ACTIVITY -
Extract precisely the lines of the entries below, from the first line through the line containing "Computed with tblite".

INPUT DATA -
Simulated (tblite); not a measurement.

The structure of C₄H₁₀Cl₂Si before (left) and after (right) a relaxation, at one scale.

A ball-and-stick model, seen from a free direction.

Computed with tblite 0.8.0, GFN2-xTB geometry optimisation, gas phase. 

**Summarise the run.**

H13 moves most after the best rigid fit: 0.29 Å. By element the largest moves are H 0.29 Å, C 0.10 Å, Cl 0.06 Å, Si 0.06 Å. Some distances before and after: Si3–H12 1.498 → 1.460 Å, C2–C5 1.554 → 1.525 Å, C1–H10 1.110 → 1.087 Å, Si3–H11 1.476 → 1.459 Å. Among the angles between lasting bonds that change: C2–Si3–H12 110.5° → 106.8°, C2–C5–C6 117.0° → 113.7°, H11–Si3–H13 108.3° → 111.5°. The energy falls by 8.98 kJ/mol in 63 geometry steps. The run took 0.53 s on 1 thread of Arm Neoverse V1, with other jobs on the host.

YOUR RESPONSE -
Simulated (tblite); not a measurement.

The structure of C₄H₁₀Cl₂Si before (left) and after (right) a relaxation, at one scale.

A ball-and-stick model, seen from a free direction.

Computed with tblite 0.8.0, GFN2-xTB geometry optimisation, gas phase. 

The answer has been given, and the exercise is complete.